◆ REQUIRED ACTION:
In the entries below, the lines from the one with "### Take as" through the one with "The voids take" are to be copied exactly; both ends count.

--- START ---

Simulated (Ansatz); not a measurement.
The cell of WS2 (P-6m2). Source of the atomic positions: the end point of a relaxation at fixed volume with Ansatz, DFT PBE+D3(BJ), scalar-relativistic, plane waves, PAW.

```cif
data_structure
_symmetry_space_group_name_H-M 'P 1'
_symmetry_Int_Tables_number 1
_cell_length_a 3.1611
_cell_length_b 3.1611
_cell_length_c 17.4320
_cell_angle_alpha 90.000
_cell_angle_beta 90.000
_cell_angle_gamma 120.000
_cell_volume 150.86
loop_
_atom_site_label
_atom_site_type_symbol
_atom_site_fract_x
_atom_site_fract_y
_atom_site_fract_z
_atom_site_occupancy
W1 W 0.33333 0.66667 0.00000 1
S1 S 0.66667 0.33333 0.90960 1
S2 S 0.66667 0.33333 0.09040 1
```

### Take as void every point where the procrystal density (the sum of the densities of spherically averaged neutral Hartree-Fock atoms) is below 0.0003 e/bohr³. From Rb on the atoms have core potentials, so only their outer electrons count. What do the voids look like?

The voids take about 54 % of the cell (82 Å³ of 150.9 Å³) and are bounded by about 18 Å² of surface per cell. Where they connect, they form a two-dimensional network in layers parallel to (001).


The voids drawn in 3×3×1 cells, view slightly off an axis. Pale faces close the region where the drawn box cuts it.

--- END ---

◆ EXERCISE RESULT:
### Take as void every point where the procrystal density (the sum of the densities of spherically averaged neutral Hartree-Fock atoms) is below 0.0003 e/bohr³. From Rb on the atoms have core potentials, so only their outer electrons count. What do the voids look like?

The voids take about 54 % of the cell (82 Å³ of 150.9 Å³) and are bounded by about 18 Å² of surface per cell. Where they connect, they form a two-dimensional network in layers parallel to (001).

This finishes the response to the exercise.